====

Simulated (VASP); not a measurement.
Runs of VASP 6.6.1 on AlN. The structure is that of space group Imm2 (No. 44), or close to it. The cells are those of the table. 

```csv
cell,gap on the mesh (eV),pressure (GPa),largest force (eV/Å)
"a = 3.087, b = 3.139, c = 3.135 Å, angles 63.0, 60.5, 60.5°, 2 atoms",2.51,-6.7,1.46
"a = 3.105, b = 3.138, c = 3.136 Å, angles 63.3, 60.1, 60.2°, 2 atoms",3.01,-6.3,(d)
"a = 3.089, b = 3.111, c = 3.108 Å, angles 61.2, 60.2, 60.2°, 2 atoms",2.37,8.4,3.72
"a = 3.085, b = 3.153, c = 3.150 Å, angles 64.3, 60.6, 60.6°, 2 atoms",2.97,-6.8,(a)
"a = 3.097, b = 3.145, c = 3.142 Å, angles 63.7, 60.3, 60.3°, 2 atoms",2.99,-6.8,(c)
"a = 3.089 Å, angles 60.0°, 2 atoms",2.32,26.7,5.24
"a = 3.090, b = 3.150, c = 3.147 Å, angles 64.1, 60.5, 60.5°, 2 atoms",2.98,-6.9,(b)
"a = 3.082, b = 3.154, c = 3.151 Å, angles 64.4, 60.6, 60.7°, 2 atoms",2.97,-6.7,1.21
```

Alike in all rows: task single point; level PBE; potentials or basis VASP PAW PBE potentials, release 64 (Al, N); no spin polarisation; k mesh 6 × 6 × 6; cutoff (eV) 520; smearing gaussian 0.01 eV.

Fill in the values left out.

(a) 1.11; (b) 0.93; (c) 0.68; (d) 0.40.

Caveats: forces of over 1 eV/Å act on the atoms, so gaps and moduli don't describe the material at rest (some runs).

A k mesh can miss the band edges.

====

Task item = Quote exactly the opening line of the material above and every line after it, up to and including the line that contains "Caveats: forces of".

Response =
Simulated (VASP); not a measurement.
Runs of VASP 6.6.1 on AlN. The structure is that of space group Imm2 (No. 44), or close to it. The cells are those of the table. 

```csv
cell,gap on the mesh (eV),pressure (GPa),largest force (eV/Å)
"a = 3.087, b = 3.139, c = 3.135 Å, angles 63.0, 60.5, 60.5°, 2 atoms",2.51,-6.7,1.46
"a = 3.105, b = 3.138, c = 3.136 Å, angles 63.3, 60.1, 60.2°, 2 atoms",3.01,-6.3,(d)
"a = 3.089, b = 3.111, c = 3.108 Å, angles 61.2, 60.2, 60.2°, 2 atoms",2.37,8.4,3.72
"a = 3.085, b = 3.153, c = 3.150 Å, angles 64.3, 60.6, 60.6°, 2 atoms",2.97,-6.8,(a)
"a = 3.097, b = 3.145, c = 3.142 Å, angles 63.7, 60.3, 60.3°, 2 atoms",2.99,-6.8,(c)
"a = 3.089 Å, angles 60.0°, 2 atoms",2.32,26.7,5.24
"a = 3.090, b = 3.150, c = 3.147 Å, angles 64.1, 60.5, 60.5°, 2 atoms",2.98,-6.9,(b)
"a = 3.082, b = 3.154, c = 3.151 Å, angles 64.4, 60.6, 60.7°, 2 atoms",2.97,-6.7,1.21
```

Alike in all rows: task single point; level PBE; potentials or basis VASP PAW PBE potentials, release 64 (Al, N); no spin polarisation; k mesh 6 × 6 × 6; cutoff (eV) 520; smearing gaussian 0.01 eV.

Fill in the values left out.

(a) 1.11; (b) 0.93; (c) 0.68; (d) 0.40.

Caveats: forces of over 1 eV/Å act on the atoms, so gaps and moduli don't describe the material at rest (some runs).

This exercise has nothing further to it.